**ACTIVITY**
Copy the entries exactly, through the "Wall time 2.2" line.

━━━ EXERCISE DATA ━━━
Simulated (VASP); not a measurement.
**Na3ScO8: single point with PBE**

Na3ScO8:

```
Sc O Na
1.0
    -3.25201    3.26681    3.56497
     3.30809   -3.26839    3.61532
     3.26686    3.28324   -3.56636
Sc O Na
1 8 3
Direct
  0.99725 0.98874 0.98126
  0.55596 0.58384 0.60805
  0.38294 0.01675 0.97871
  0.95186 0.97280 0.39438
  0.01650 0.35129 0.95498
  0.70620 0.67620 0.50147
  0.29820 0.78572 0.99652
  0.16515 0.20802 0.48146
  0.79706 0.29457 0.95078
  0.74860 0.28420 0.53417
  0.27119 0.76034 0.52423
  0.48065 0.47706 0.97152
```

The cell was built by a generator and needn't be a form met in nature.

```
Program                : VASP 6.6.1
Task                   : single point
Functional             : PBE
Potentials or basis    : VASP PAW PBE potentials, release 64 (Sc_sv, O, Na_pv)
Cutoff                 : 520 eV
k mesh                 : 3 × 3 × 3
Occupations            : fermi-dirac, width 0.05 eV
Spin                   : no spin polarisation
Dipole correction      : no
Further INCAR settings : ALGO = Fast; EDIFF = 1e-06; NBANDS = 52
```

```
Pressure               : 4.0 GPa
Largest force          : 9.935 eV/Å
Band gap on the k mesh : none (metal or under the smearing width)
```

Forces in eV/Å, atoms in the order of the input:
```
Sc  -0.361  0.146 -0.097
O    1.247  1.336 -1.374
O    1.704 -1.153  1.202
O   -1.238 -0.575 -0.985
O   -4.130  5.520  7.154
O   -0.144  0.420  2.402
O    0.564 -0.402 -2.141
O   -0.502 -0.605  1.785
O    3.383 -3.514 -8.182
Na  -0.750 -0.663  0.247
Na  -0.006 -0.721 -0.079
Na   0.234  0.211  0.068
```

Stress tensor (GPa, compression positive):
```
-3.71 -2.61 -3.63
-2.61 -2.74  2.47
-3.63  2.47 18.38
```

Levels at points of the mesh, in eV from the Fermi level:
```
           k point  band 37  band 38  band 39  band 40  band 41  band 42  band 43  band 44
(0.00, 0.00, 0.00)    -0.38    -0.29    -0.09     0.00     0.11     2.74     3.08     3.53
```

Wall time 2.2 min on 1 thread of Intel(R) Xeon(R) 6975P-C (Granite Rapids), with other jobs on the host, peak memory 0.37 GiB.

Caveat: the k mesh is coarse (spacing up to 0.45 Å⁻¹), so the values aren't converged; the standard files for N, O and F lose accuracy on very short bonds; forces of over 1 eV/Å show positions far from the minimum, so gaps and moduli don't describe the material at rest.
━━━

**WORKED SOLUTION**
Simulated (VASP); not a measurement.
**Na3ScO8: single point with PBE**

Na3ScO8:

```
Sc O Na
1.0
    -3.25201    3.26681    3.56497
     3.30809   -3.26839    3.61532
     3.26686    3.28324   -3.56636
Sc O Na
1 8 3
Direct
  0.99725 0.98874 0.98126
  0.55596 0.58384 0.60805
  0.38294 0.01675 0.97871
  0.95186 0.97280 0.39438
  0.01650 0.35129 0.95498
  0.70620 0.67620 0.50147
  0.29820 0.78572 0.99652
  0.16515 0.20802 0.48146
  0.79706 0.29457 0.95078
  0.74860 0.28420 0.53417
  0.27119 0.76034 0.52423
  0.48065 0.47706 0.97152
```

The cell was built by a generator and needn't be a form met in nature.

```
Program                : VASP 6.6.1
Task                   : single point
Functional             : PBE
Potentials or basis    : VASP PAW PBE potentials, release 64 (Sc_sv, O, Na_pv)
Cutoff                 : 520 eV
k mesh                 : 3 × 3 × 3
Occupations            : fermi-dirac, width 0.05 eV
Spin                   : no spin polarisation
Dipole correction      : no
Further INCAR settings : ALGO = Fast; EDIFF = 1e-06; NBANDS = 52
```

```
Pressure               : 4.0 GPa
Largest force          : 9.935 eV/Å
Band gap on the k mesh : none (metal or under the smearing width)
```

Forces in eV/Å, atoms in the order of the input:
```
Sc  -0.361  0.146 -0.097
O    1.247  1.336 -1.374
O    1.704 -1.153  1.202
O   -1.238 -0.575 -0.985
O   -4.130  5.520  7.154
O   -0.144  0.420  2.402
O    0.564 -0.402 -2.141
O   -0.502 -0.605  1.785
O    3.383 -3.514 -8.182
Na  -0.750 -0.663  0.247
Na  -0.006 -0.721 -0.079
Na   0.234  0.211  0.068
```

Stress tensor (GPa, compression positive):
```
-3.71 -2.61 -3.63
-2.61 -2.74  2.47
-3.63  2.47 18.38
```

Levels at points of the mesh, in eV from the Fermi level:
```
           k point  band 37  band 38  band 39  band 40  band 41  band 42  band 43  band 44
(0.00, 0.00, 0.00)    -0.38    -0.29    -0.09     0.00     0.11     2.74     3.08     3.53
```

Wall time 2.2 min on 1 thread of Intel(R) Xeon(R) 6975P-C (Granite Rapids), with other jobs on the host, peak memory 0.37 GiB.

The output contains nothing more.